Requirement => In the listing that follows, the lines starting at the one containing "# Computed data" and ending at the one containing "- 13C chemical" are to be returned exactly, both boundary lines included, and no others.

Top of Data for review

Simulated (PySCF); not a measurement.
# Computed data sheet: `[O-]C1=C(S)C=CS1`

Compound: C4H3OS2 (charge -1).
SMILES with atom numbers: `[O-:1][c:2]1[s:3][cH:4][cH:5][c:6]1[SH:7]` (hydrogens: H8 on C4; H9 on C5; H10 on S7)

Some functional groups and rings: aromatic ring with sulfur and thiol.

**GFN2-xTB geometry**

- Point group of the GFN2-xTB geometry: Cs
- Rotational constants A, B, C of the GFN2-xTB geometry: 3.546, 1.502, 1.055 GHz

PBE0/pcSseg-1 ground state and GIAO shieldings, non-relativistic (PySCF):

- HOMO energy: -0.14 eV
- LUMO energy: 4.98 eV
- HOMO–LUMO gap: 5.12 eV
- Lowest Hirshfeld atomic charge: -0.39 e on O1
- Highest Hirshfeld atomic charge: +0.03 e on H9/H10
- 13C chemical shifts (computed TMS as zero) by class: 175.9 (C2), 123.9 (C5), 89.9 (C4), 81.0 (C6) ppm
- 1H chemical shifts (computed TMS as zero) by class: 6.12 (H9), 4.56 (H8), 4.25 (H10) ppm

Bottom of Data for review

Reply =>
# Computed data sheet: `[O-]C1=C(S)C=CS1`

Compound: C4H3OS2 (charge -1).
SMILES with atom numbers: `[O-:1][c:2]1[s:3][cH:4][cH:5][c:6]1[SH:7]` (hydrogens: H8 on C4; H9 on C5; H10 on S7)

Some functional groups and rings: aromatic ring with sulfur and thiol.

**GFN2-xTB geometry**

- Point group of the GFN2-xTB geometry: Cs
- Rotational constants A, B, C of the GFN2-xTB geometry: 3.546, 1.502, 1.055 GHz

PBE0/pcSseg-1 ground state and GIAO shieldings, non-relativistic (PySCF):

- HOMO energy: -0.14 eV
- LUMO energy: 4.98 eV
- HOMO–LUMO gap: 5.12 eV
- Lowest Hirshfeld atomic charge: -0.39 e on O1
- Highest Hirshfeld atomic charge: +0.03 e on H9/H10
- 13C chemical shifts (computed TMS as zero) by class: 175.9 (C2), 123.9 (C5), 89.9 (C4), 81.0 (C6) ppm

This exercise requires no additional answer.